§ **Task item**:
An identical copy of all the entries is the required result.

§ **Exercise data**:
>>>
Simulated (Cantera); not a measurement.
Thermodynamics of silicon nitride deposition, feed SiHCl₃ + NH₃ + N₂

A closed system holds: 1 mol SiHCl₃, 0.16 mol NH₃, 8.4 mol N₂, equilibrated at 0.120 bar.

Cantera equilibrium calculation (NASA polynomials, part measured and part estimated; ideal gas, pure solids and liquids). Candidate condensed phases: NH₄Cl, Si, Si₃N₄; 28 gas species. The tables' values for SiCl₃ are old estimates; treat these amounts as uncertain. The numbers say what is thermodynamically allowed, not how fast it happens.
<<<

§ **Your solution**:
Simulated (Cantera); not a measurement.
Thermodynamics of silicon nitride deposition, feed SiHCl₃ + NH₃ + N₂

A closed system holds: 1 mol SiHCl₃, 0.16 mol NH₃, 8.4 mol N₂, equilibrated at 0.120 bar.

Cantera equilibrium calculation (NASA polynomials, part measured and part estimated; ideal gas, pure solids and liquids). Candidate condensed phases: NH₄Cl, Si, Si₃N₄; 28 gas species. The tables' values for SiCl₃ are old estimates; treat these amounts as uncertain. The numbers say what is thermodynamically allowed, not how fast it happens.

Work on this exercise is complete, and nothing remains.